---- Record extracts
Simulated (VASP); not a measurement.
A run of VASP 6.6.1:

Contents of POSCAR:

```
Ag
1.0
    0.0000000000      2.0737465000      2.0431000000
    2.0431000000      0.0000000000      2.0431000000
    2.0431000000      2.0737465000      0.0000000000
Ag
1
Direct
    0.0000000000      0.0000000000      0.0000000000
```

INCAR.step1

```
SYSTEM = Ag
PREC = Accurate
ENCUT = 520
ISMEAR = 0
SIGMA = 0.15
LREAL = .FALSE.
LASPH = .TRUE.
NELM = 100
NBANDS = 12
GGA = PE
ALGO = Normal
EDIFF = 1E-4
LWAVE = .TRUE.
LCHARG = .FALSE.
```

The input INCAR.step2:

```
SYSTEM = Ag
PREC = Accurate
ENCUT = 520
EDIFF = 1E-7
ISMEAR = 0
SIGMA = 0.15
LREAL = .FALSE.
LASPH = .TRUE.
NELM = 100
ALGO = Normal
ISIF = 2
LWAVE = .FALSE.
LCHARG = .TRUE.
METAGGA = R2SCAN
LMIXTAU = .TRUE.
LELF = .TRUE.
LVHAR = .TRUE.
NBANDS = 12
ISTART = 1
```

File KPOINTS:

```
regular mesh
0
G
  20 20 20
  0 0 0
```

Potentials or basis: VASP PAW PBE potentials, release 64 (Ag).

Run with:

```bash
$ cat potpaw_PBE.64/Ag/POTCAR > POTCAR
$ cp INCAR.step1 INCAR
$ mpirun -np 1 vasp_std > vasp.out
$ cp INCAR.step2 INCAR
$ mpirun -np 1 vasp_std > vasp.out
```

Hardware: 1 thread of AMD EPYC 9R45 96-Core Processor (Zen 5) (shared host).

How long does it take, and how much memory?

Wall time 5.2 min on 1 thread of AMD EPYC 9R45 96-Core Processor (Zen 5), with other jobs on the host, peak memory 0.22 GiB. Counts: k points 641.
--------

Work task: The answer should contain only the lines from the first line of the entries through the line holding "How long does it take, and how much memory?", each exactly as written.

Task response:
Simulated (VASP); not a measurement.
A run of VASP 6.6.1:

Contents of POSCAR:

```
Ag
1.0
    0.0000000000      2.0737465000      2.0431000000
    2.0431000000      0.0000000000      2.0431000000
    2.0431000000      2.0737465000      0.0000000000
Ag
1
Direct
    0.0000000000      0.0000000000      0.0000000000
```

INCAR.step1

```
SYSTEM = Ag
PREC = Accurate
ENCUT = 520
ISMEAR = 0
SIGMA = 0.15
LREAL = .FALSE.
LASPH = .TRUE.
NELM = 100
NBANDS = 12
GGA = PE
ALGO = Normal
EDIFF = 1E-4
LWAVE = .TRUE.
LCHARG = .FALSE.
```

The input INCAR.step2:

```
SYSTEM = Ag
PREC = Accurate
ENCUT = 520
EDIFF = 1E-7
ISMEAR = 0
SIGMA = 0.15
LREAL = .FALSE.
LASPH = .TRUE.
NELM = 100
ALGO = Normal
ISIF = 2
LWAVE = .FALSE.
LCHARG = .TRUE.
METAGGA = R2SCAN
LMIXTAU = .TRUE.
LELF = .TRUE.
LVHAR = .TRUE.
NBANDS = 12
ISTART = 1
```

File KPOINTS:

```
regular mesh
0
G
  20 20 20
  0 0 0
```

Potentials or basis: VASP PAW PBE potentials, release 64 (Ag).

Run with:

```bash
$ cat potpaw_PBE.64/Ag/POTCAR > POTCAR
$ cp INCAR.step1 INCAR
$ mpirun -np 1 vasp_std > vasp.out
$ cp INCAR.step2 INCAR
$ mpirun -np 1 vasp_std > vasp.out
```

Hardware: 1 thread of AMD EPYC 9R45 96-Core Processor (Zen 5) (shared host).

How long does it take, and how much memory?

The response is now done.